= REQUIRED ACTION =
Produce an exact transcription of every entry.

= DATA SHOWN =
--*--

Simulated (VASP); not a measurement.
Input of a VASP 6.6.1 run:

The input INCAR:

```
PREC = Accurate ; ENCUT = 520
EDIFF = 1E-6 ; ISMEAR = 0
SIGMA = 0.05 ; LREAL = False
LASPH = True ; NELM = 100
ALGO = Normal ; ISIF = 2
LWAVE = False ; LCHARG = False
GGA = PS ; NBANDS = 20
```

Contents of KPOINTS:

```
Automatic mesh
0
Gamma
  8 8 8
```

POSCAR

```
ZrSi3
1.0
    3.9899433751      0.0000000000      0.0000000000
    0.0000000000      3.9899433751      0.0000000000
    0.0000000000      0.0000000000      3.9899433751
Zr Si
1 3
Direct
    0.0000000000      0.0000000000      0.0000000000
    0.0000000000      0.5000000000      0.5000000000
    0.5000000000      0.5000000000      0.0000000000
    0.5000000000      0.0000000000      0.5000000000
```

--*--

= ANSWER SECTION =
Simulated (VASP); not a measurement.
Input of a VASP 6.6.1 run:

The input INCAR:

```
PREC = Accurate ; ENCUT = 520
EDIFF = 1E-6 ; ISMEAR = 0
SIGMA = 0.05 ; LREAL = False
LASPH = True ; NELM = 100
ALGO = Normal ; ISIF = 2
LWAVE = False ; LCHARG = False
GGA = PS ; NBANDS = 20
```

Contents of KPOINTS:

```
Automatic mesh
0
Gamma
  8 8 8
```

POSCAR

```
ZrSi3
1.0
    3.9899433751      0.0000000000      0.0000000000
    0.0000000000      3.9899433751      0.0000000000
    0.0000000000      0.0000000000      3.9899433751
Zr Si
1 3
Direct
    0.0000000000      0.0000000000      0.0000000000
    0.0000000000      0.5000000000      0.5000000000
    0.5000000000      0.5000000000      0.0000000000
    0.5000000000      0.0000000000      0.5000000000
```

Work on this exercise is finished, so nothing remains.